______

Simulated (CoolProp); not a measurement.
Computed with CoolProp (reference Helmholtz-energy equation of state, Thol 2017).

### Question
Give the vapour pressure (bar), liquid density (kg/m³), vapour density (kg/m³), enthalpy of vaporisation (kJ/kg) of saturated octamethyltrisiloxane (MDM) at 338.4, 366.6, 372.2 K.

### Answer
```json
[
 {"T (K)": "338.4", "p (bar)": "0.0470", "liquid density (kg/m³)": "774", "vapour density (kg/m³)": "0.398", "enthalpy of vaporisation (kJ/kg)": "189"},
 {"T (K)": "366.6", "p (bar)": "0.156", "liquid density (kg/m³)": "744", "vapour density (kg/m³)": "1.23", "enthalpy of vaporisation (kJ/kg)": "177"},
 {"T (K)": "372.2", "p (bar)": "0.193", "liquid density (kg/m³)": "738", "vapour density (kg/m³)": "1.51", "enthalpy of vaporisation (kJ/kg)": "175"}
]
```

______

Work request
All lines from the opening of the listing above through the line that contains "### Question" should be given again exactly, and nothing more.

Written response
Simulated (CoolProp); not a measurement.
Computed with CoolProp (reference Helmholtz-energy equation of state, Thol 2017).

### Question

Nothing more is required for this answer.